• **ASSIGNMENT**
Beginning with the first line of the data below, reproduce every line unchanged, ending with the line that holds "Program: Ansatz.".

===== EXCERPTED RECORDS

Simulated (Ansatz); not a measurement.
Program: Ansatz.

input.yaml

==========

• **EXERCISE OUTPUT**
Simulated (Ansatz); not a measurement.
Program: Ansatz.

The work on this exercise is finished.